§ WORK REQUEST:
An exact reprint of the data below is required, line for line.

[SUPPLIED INFORMATION]

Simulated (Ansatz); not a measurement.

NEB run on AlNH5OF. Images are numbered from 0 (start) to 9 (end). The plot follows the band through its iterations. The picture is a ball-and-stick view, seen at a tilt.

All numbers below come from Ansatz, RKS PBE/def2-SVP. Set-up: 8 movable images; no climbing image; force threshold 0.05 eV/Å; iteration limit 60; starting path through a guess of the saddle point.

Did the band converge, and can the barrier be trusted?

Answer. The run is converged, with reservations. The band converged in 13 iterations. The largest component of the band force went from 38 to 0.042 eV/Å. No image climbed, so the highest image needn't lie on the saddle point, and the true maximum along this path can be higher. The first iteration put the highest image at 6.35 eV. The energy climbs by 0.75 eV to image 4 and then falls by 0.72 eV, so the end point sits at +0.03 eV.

[/SUPPLIED INFORMATION]

§ WRITTEN RESPONSE:
Simulated (Ansatz); not a measurement.

NEB run on AlNH5OF. Images are numbered from 0 (start) to 9 (end). The plot follows the band through its iterations. The picture is a ball-and-stick view, seen at a tilt.

All numbers below come from Ansatz, RKS PBE/def2-SVP. Set-up: 8 movable images; no climbing image; force threshold 0.05 eV/Å; iteration limit 60; starting path through a guess of the saddle point.

Did the band converge, and can the barrier be trusted?

Answer. The run is converged, with reservations. The band converged in 13 iterations. The largest component of the band force went from 38 to 0.042 eV/Å. No image climbed, so the highest image needn't lie on the saddle point, and the true maximum along this path can be higher. The first iteration put the highest image at 6.35 eV. The energy climbs by 0.75 eV to image 4 and then falls by 0.72 eV, so the end point sits at +0.03 eV.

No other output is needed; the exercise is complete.